**Work request:**
With the records below as your source, retype each line exactly from the top down to the line that contains "It took 39 s", and include that line.

**Information shown:**
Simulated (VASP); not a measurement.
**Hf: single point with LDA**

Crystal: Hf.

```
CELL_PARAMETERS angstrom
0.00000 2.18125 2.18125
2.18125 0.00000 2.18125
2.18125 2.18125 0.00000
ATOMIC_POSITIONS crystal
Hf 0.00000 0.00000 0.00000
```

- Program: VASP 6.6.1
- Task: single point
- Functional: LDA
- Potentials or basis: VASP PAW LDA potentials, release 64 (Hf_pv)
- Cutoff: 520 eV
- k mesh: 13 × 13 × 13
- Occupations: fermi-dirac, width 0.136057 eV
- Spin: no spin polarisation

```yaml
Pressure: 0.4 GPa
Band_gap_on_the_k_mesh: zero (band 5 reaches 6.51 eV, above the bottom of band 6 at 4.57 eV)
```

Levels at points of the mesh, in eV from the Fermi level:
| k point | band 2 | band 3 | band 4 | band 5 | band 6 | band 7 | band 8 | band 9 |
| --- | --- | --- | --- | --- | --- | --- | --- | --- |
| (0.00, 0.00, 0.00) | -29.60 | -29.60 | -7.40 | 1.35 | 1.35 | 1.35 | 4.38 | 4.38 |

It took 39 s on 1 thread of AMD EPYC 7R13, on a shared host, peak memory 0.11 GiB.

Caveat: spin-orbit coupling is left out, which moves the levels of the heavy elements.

**Reply:**
Simulated (VASP); not a measurement.
**Hf: single point with LDA**

Crystal: Hf.

```
CELL_PARAMETERS angstrom
0.00000 2.18125 2.18125
2.18125 0.00000 2.18125
2.18125 2.18125 0.00000
ATOMIC_POSITIONS crystal
Hf 0.00000 0.00000 0.00000
```

- Program: VASP 6.6.1
- Task: single point
- Functional: LDA
- Potentials or basis: VASP PAW LDA potentials, release 64 (Hf_pv)
- Cutoff: 520 eV
- k mesh: 13 × 13 × 13
- Occupations: fermi-dirac, width 0.136057 eV
- Spin: no spin polarisation

```yaml
Pressure: 0.4 GPa
Band_gap_on_the_k_mesh: zero (band 5 reaches 6.51 eV, above the bottom of band 6 at 4.57 eV)
```

Levels at points of the mesh, in eV from the Fermi level:
| k point | band 2 | band 3 | band 4 | band 5 | band 6 | band 7 | band 8 | band 9 |
| --- | --- | --- | --- | --- | --- | --- | --- | --- |
| (0.00, 0.00, 0.00) | -29.60 | -29.60 | -7.40 | 1.35 | 1.35 | 1.35 | 4.38 | 4.38 |

It took 39 s on 1 thread of AMD EPYC 7R13, on a shared host, peak memory 0.11 GiB.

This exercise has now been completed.